• _ACTION ITEM_
Each line from the start of the listing below through the line containing "(2) -1.81 eV from the valence-band top." should be reproduced exactly, with no others.

++++ SUPPLIED INFORMATION ++++

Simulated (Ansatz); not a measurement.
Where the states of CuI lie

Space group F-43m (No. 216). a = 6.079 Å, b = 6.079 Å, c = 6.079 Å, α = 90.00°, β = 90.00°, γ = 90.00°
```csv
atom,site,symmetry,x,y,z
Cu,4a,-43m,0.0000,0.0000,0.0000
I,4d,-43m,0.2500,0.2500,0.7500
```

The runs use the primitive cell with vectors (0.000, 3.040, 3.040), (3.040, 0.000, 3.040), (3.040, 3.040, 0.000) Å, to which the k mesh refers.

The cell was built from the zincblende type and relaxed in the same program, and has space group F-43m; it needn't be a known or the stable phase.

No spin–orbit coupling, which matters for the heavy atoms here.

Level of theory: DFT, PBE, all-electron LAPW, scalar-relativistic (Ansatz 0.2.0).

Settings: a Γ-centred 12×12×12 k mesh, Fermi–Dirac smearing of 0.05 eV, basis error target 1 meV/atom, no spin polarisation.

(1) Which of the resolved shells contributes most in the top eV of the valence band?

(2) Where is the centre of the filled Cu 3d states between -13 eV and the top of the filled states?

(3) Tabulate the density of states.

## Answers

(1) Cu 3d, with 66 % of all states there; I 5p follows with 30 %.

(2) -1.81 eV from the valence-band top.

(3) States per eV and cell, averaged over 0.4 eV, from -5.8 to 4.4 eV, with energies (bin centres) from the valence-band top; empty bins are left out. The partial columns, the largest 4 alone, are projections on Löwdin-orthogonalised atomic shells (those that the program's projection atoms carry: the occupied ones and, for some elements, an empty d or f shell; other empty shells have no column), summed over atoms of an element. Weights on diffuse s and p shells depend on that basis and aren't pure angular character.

++++

• _PROBLEM SOLUTION_
Simulated (Ansatz); not a measurement.
Where the states of CuI lie

Space group F-43m (No. 216). a = 6.079 Å, b = 6.079 Å, c = 6.079 Å, α = 90.00°, β = 90.00°, γ = 90.00°
```csv
atom,site,symmetry,x,y,z
Cu,4a,-43m,0.0000,0.0000,0.0000
I,4d,-43m,0.2500,0.2500,0.7500
```

The runs use the primitive cell with vectors (0.000, 3.040, 3.040), (3.040, 0.000, 3.040), (3.040, 3.040, 0.000) Å, to which the k mesh refers.

The cell was built from the zincblende type and relaxed in the same program, and has space group F-43m; it needn't be a known or the stable phase.

No spin–orbit coupling, which matters for the heavy atoms here.

Level of theory: DFT, PBE, all-electron LAPW, scalar-relativistic (Ansatz 0.2.0).

Settings: a Γ-centred 12×12×12 k mesh, Fermi–Dirac smearing of 0.05 eV, basis error target 1 meV/atom, no spin polarisation.

(1) Which of the resolved shells contributes most in the top eV of the valence band?

(2) Where is the centre of the filled Cu 3d states between -13 eV and the top of the filled states?

(3) Tabulate the density of states.

## Answers

(1) Cu 3d, with 66 % of all states there; I 5p follows with 30 %.

(2) -1.81 eV from the valence-band top.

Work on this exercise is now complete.